———
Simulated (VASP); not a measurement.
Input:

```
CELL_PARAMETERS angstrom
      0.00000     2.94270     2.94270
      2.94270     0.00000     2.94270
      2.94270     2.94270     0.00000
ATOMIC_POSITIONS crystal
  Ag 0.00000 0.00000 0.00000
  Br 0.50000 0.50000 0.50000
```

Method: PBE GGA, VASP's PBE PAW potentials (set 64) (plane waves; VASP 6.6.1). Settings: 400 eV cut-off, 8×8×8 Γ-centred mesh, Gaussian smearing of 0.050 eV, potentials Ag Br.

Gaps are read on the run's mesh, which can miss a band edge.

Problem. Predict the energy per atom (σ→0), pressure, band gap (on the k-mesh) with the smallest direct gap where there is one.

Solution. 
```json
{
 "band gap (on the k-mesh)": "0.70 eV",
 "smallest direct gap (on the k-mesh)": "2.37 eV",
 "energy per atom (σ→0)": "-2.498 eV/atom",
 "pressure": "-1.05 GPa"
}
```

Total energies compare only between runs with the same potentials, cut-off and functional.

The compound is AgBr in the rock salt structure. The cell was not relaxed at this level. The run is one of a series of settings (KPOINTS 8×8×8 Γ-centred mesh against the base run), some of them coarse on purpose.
———

Work item>
Write out the lines of the entries, word for word, from the first through the one containing "Problem. Predict the", and stop at that line.

Exercise solution>
Simulated (VASP); not a measurement.
Input:

```
CELL_PARAMETERS angstrom
      0.00000     2.94270     2.94270
      2.94270     0.00000     2.94270
      2.94270     2.94270     0.00000
ATOMIC_POSITIONS crystal
  Ag 0.00000 0.00000 0.00000
  Br 0.50000 0.50000 0.50000
```

Method: PBE GGA, VASP's PBE PAW potentials (set 64) (plane waves; VASP 6.6.1). Settings: 400 eV cut-off, 8×8×8 Γ-centred mesh, Gaussian smearing of 0.050 eV, potentials Ag Br.

Gaps are read on the run's mesh, which can miss a band edge.

Problem. Predict the energy per atom (σ→0), pressure, band gap (on the k-mesh) with the smallest direct gap where there is one.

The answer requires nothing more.